┏━━

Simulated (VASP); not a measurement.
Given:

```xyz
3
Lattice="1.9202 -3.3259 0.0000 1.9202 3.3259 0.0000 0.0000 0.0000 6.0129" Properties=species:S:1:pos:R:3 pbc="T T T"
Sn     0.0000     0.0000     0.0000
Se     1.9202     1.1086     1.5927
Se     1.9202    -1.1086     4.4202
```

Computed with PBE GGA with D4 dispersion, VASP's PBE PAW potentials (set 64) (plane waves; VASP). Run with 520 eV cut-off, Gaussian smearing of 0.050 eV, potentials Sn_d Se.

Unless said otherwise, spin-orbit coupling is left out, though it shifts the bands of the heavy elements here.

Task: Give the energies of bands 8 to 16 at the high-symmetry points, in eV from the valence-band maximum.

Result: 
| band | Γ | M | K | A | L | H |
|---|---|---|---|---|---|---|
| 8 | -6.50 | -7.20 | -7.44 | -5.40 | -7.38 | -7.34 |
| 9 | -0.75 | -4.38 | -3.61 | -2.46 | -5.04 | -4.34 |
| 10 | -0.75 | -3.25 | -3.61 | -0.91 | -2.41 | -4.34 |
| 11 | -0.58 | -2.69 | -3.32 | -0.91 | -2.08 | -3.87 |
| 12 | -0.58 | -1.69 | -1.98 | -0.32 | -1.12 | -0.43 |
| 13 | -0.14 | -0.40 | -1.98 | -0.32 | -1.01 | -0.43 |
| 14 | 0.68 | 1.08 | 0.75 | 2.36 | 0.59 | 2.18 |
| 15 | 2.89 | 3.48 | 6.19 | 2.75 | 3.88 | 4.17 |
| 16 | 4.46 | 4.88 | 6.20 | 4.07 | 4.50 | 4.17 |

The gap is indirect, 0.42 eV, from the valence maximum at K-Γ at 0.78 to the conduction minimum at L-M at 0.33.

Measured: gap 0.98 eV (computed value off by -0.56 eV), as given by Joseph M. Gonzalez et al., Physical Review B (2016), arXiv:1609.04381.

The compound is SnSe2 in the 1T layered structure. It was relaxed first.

┗━━

### Action item
Could you restate word for word the lines above from the one containing "The gap is indirect, 0.42" through the one containing "Measured: gap 0.98", both included, and nothing else?

### Your response
The gap is indirect, 0.42 eV, from the valence maximum at K-Γ at 0.78 to the conduction minimum at L-M at 0.33.

Measured: gap 0.98 eV (computed value off by -0.56 eV), as given by Joseph M. Gonzalez et al., Physical Review B (2016), arXiv:1609.04381.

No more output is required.